◆ Brief
Transcribe exactly the span of lines that begins the records and ends with the line holding "Everything below comes", both boundary lines included.

╭─ Supplied material
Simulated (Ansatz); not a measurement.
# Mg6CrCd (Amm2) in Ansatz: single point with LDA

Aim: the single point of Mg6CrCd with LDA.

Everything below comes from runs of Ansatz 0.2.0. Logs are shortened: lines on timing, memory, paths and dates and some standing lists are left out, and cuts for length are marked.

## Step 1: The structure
╰─

◆ Your response
Simulated (Ansatz); not a measurement.
# Mg6CrCd (Amm2) in Ansatz: single point with LDA

Aim: the single point of Mg6CrCd with LDA.

Everything below comes from runs of Ansatz 0.2.0. Logs are shortened: lines on timing, memory, paths and dates and some standing lists are left out, and cuts for length are marked.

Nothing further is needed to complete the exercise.